◆ TASK ITEM
Every record that follows must be set down word for word.

◆ DATASET EXTRACT
--

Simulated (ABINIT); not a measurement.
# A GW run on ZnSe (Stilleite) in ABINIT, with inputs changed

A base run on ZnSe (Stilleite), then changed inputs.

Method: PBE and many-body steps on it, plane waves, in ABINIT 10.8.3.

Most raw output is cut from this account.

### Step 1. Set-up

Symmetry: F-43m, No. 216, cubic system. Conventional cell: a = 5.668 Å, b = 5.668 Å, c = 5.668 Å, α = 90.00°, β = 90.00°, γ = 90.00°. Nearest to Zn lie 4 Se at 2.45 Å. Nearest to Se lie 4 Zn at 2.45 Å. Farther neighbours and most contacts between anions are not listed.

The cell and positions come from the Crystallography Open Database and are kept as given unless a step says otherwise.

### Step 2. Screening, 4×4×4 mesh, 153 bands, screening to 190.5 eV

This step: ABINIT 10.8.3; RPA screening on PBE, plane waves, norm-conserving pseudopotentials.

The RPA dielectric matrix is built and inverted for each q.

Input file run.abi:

--

◆ REPLY
Simulated (ABINIT); not a measurement.
# A GW run on ZnSe (Stilleite) in ABINIT, with inputs changed

A base run on ZnSe (Stilleite), then changed inputs.

Method: PBE and many-body steps on it, plane waves, in ABINIT 10.8.3.

Most raw output is cut from this account.

### Step 1. Set-up

Symmetry: F-43m, No. 216, cubic system. Conventional cell: a = 5.668 Å, b = 5.668 Å, c = 5.668 Å, α = 90.00°, β = 90.00°, γ = 90.00°. Nearest to Zn lie 4 Se at 2.45 Å. Nearest to Se lie 4 Zn at 2.45 Å. Farther neighbours and most contacts between anions are not listed.

The cell and positions come from the Crystallography Open Database and are kept as given unless a step says otherwise.

### Step 2. Screening, 4×4×4 mesh, 153 bands, screening to 190.5 eV

This step: ABINIT 10.8.3; RPA screening on PBE, plane waves, norm-conserving pseudopotentials.

The RPA dielectric matrix is built and inverted for each q.

Input file run.abi:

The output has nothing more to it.